# [Brief]
Restate, word for word, every line of the data.

########################################

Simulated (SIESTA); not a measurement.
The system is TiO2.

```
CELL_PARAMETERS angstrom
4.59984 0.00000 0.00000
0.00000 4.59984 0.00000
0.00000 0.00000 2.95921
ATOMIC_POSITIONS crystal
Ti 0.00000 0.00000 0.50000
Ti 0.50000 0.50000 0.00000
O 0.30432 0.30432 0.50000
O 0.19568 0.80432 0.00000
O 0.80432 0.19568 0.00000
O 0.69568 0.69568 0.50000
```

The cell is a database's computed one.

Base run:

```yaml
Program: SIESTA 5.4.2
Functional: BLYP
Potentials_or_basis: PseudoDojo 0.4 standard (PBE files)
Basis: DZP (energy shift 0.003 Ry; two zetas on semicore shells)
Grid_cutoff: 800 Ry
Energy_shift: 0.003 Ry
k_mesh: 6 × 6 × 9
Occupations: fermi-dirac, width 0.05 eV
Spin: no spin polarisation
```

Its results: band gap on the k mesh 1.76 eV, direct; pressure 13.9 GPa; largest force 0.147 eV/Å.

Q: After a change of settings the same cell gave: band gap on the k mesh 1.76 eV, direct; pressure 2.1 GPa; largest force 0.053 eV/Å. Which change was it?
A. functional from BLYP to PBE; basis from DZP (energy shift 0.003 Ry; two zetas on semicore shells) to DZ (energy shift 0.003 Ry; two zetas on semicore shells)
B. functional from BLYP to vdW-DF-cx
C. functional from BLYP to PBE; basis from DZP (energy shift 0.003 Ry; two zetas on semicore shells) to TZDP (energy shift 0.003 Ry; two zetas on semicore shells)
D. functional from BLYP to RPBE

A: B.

########################################

# [Written answer]
Simulated (SIESTA); not a measurement.
The system is TiO2.

```
CELL_PARAMETERS angstrom
4.59984 0.00000 0.00000
0.00000 4.59984 0.00000
0.00000 0.00000 2.95921
ATOMIC_POSITIONS crystal
Ti 0.00000 0.00000 0.50000
Ti 0.50000 0.50000 0.00000
O 0.30432 0.30432 0.50000
O 0.19568 0.80432 0.00000
O 0.80432 0.19568 0.00000
O 0.69568 0.69568 0.50000
```

The cell is a database's computed one.

Base run:

```yaml
Program: SIESTA 5.4.2
Functional: BLYP
Potentials_or_basis: PseudoDojo 0.4 standard (PBE files)
Basis: DZP (energy shift 0.003 Ry; two zetas on semicore shells)
Grid_cutoff: 800 Ry
Energy_shift: 0.003 Ry
k_mesh: 6 × 6 × 9
Occupations: fermi-dirac, width 0.05 eV
Spin: no spin polarisation
```

Its results: band gap on the k mesh 1.76 eV, direct; pressure 13.9 GPa; largest force 0.147 eV/Å.

Q: After a change of settings the same cell gave: band gap on the k mesh 1.76 eV, direct; pressure 2.1 GPa; largest force 0.053 eV/Å. Which change was it?
A. functional from BLYP to PBE; basis from DZP (energy shift 0.003 Ry; two zetas on semicore shells) to DZ (energy shift 0.003 Ry; two zetas on semicore shells)
B. functional from BLYP to vdW-DF-cx
C. functional from BLYP to PBE; basis from DZP (energy shift 0.003 Ry; two zetas on semicore shells) to TZDP (energy shift 0.003 Ry; two zetas on semicore shells)
D. functional from BLYP to RPBE

A: B.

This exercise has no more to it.